____________________

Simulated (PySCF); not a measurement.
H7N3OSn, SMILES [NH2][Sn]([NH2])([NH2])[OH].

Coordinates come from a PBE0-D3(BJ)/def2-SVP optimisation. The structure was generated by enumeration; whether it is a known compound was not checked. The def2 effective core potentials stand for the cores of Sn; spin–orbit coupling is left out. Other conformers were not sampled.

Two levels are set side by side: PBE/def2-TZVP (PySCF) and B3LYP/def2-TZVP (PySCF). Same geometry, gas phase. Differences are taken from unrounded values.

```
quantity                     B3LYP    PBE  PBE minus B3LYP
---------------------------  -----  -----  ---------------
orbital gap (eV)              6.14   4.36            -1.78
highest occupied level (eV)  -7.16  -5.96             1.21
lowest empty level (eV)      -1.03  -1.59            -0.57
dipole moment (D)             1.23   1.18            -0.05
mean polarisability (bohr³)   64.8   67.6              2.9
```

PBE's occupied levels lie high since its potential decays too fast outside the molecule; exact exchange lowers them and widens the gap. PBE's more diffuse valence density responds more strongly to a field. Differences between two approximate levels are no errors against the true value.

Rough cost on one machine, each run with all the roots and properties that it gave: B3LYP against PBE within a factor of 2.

____________________

= Assignment =
Each line from the top of the material above through the line containing "Coordinates come from" must be output exactly, and no other line.

= Task output =
Simulated (PySCF); not a measurement.
H7N3OSn, SMILES [NH2][Sn]([NH2])([NH2])[OH].

Coordinates come from a PBE0-D3(BJ)/def2-SVP optimisation. The structure was generated by enumeration; whether it is a known compound was not checked. The def2 effective core potentials stand for the cores of Sn; spin–orbit coupling is left out. Other conformers were not sampled.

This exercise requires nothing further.